-- Assigned task --
Output the lines below exactly, please, from the first line until the line with "The geometry is", counting both.

# # # # #
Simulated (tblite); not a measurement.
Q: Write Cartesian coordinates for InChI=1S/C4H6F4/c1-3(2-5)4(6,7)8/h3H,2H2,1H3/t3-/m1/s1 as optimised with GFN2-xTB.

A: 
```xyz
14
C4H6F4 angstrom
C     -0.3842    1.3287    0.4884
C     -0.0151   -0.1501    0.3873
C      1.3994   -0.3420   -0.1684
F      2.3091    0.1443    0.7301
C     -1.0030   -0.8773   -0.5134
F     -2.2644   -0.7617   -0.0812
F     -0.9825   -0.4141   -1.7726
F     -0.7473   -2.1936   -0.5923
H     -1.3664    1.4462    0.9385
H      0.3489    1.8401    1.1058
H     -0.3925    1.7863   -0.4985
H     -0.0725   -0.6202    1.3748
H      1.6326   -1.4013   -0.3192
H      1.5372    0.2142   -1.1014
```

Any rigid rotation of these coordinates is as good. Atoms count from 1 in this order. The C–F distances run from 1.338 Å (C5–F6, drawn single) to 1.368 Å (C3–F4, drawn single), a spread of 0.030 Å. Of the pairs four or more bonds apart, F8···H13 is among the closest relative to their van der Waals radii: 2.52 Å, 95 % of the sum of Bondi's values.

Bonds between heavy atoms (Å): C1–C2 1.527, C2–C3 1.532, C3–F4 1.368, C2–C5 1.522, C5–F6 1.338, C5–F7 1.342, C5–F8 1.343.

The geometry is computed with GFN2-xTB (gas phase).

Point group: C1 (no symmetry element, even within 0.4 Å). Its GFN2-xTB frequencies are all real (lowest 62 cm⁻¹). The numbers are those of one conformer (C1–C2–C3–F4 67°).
# # # # #

-- Problem solution --
Simulated (tblite); not a measurement.
Q: Write Cartesian coordinates for InChI=1S/C4H6F4/c1-3(2-5)4(6,7)8/h3H,2H2,1H3/t3-/m1/s1 as optimised with GFN2-xTB.

A: 
```xyz
14
C4H6F4 angstrom
C     -0.3842    1.3287    0.4884
C     -0.0151   -0.1501    0.3873
C      1.3994   -0.3420   -0.1684
F      2.3091    0.1443    0.7301
C     -1.0030   -0.8773   -0.5134
F     -2.2644   -0.7617   -0.0812
F     -0.9825   -0.4141   -1.7726
F     -0.7473   -2.1936   -0.5923
H     -1.3664    1.4462    0.9385
H      0.3489    1.8401    1.1058
H     -0.3925    1.7863   -0.4985
H     -0.0725   -0.6202    1.3748
H      1.6326   -1.4013   -0.3192
H      1.5372    0.2142   -1.1014
```

Any rigid rotation of these coordinates is as good. Atoms count from 1 in this order. The C–F distances run from 1.338 Å (C5–F6, drawn single) to 1.368 Å (C3–F4, drawn single), a spread of 0.030 Å. Of the pairs four or more bonds apart, F8···H13 is among the closest relative to their van der Waals radii: 2.52 Å, 95 % of the sum of Bondi's values.

Bonds between heavy atoms (Å): C1–C2 1.527, C2–C3 1.532, C3–F4 1.368, C2–C5 1.522, C5–F6 1.338, C5–F7 1.342, C5–F8 1.343.

The geometry is computed with GFN2-xTB (gas phase).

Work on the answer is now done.